▶ _Dataset content_:
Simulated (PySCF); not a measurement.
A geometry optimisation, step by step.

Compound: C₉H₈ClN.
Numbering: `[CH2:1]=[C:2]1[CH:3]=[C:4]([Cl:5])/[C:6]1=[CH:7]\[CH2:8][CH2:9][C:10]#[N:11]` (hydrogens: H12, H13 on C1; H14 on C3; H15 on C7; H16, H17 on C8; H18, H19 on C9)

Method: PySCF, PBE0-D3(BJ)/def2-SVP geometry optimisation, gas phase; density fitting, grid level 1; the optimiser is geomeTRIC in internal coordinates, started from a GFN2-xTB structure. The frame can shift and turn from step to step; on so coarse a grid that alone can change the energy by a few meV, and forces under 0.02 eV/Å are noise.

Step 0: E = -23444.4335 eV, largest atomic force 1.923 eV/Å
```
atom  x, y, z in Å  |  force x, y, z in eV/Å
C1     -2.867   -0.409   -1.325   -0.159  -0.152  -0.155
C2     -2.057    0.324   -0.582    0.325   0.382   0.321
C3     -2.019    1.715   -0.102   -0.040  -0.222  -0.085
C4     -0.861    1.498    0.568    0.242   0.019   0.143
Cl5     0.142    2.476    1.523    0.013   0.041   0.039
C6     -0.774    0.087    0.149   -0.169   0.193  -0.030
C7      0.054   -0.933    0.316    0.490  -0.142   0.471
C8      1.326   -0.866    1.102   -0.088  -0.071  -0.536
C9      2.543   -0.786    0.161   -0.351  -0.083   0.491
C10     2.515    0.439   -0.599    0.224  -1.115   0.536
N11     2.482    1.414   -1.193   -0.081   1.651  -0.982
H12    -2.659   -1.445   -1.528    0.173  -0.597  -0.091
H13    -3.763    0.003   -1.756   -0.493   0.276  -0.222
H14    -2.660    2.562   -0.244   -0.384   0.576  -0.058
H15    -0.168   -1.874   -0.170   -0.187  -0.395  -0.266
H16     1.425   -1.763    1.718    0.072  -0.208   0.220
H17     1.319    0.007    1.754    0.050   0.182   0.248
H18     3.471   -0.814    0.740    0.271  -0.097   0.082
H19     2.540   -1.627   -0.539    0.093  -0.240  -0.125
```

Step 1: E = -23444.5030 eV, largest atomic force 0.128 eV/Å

▶ _Exercise_: Your task is to restate, word for word, only those lines above that fall between the line holding "Compound: C₉H₈ClN." and the line holding "H18, H19 on C9)", inclusive.

▶ _Exercise solution_:
Compound: C₉H₈ClN.
Numbering: `[CH2:1]=[C:2]1[CH:3]=[C:4]([Cl:5])/[C:6]1=[CH:7]\[CH2:8][CH2:9][C:10]#[N:11]` (hydrogens: H12, H13 on C1; H14 on C3; H15 on C7; H16, H17 on C8; H18, H19 on C9)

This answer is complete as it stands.